### Information provided
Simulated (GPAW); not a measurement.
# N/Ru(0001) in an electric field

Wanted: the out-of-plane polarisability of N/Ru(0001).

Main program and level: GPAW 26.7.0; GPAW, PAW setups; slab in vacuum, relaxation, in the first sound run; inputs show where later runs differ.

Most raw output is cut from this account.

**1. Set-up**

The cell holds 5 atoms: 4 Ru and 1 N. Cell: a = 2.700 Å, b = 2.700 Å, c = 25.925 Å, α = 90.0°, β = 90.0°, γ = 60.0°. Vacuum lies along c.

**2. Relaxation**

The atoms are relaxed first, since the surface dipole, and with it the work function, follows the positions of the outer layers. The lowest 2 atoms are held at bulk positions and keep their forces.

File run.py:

### Exercise
Copy the lines above exactly, from the very first through the one containing "The atoms are", and include no other line.

### Written reply
Simulated (GPAW); not a measurement.
# N/Ru(0001) in an electric field

Wanted: the out-of-plane polarisability of N/Ru(0001).

Main program and level: GPAW 26.7.0; GPAW, PAW setups; slab in vacuum, relaxation, in the first sound run; inputs show where later runs differ.

Most raw output is cut from this account.

**1. Set-up**

The cell holds 5 atoms: 4 Ru and 1 N. Cell: a = 2.700 Å, b = 2.700 Å, c = 25.925 Å, α = 90.0°, β = 90.0°, γ = 60.0°. Vacuum lies along c.

**2. Relaxation**

The atoms are relaxed first, since the surface dipole, and with it the work function, follows the positions of the outer layers. The lowest 2 atoms are held at bulk positions and keep their forces.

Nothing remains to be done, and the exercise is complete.